▸ BRIEF: Starting with the first line, output the data exactly through to the end.

▸ EXTRACTED RECORDS:
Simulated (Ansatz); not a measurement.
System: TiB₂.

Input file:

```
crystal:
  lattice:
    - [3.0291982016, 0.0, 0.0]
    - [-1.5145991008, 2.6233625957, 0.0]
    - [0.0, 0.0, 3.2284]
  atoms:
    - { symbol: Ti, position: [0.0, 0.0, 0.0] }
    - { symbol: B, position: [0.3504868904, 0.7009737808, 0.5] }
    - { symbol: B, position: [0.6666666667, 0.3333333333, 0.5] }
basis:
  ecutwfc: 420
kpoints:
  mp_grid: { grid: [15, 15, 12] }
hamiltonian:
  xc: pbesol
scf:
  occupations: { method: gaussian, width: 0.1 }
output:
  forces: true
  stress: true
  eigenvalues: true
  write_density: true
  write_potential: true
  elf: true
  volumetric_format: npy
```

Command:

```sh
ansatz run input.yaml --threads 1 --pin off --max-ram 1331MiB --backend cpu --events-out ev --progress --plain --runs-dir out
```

▸ EXERCISE ANSWER:
Simulated (Ansatz); not a measurement.
System: TiB₂.

Input file:

```
crystal:
  lattice:
    - [3.0291982016, 0.0, 0.0]
    - [-1.5145991008, 2.6233625957, 0.0]
    - [0.0, 0.0, 3.2284]
  atoms:
    - { symbol: Ti, position: [0.0, 0.0, 0.0] }
    - { symbol: B, position: [0.3504868904, 0.7009737808, 0.5] }
    - { symbol: B, position: [0.6666666667, 0.3333333333, 0.5] }
basis:
  ecutwfc: 420
kpoints:
  mp_grid: { grid: [15, 15, 12] }
hamiltonian:
  xc: pbesol
scf:
  occupations: { method: gaussian, width: 0.1 }
output:
  forces: true
  stress: true
  eigenvalues: true
  write_density: true
  write_potential: true
  elf: true
  volumetric_format: npy
```

Command:

```sh
ansatz run input.yaml --threads 1 --pin off --max-ram 1331MiB --backend cpu --events-out ev --progress --plain --runs-dir out
```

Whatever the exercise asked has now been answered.